▶ Task item
Every record, from first to last, should be written out again exactly.

Information section start

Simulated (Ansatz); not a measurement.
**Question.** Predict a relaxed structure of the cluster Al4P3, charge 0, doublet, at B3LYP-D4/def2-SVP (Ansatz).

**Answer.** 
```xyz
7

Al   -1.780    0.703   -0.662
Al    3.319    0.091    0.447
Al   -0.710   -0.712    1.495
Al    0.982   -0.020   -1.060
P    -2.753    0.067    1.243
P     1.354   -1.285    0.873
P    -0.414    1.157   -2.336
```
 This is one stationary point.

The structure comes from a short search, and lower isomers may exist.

Information section end

▶ Response
Simulated (Ansatz); not a measurement.
**Question.** Predict a relaxed structure of the cluster Al4P3, charge 0, doublet, at B3LYP-D4/def2-SVP (Ansatz).

**Answer.** 
```xyz
7

Al   -1.780    0.703   -0.662
Al    3.319    0.091    0.447
Al   -0.710   -0.712    1.495
Al    0.982   -0.020   -1.060
P    -2.753    0.067    1.243
P     1.354   -1.285    0.873
P    -0.414    1.157   -2.336
```
 This is one stationary point.

The structure comes from a short search, and lower isomers may exist.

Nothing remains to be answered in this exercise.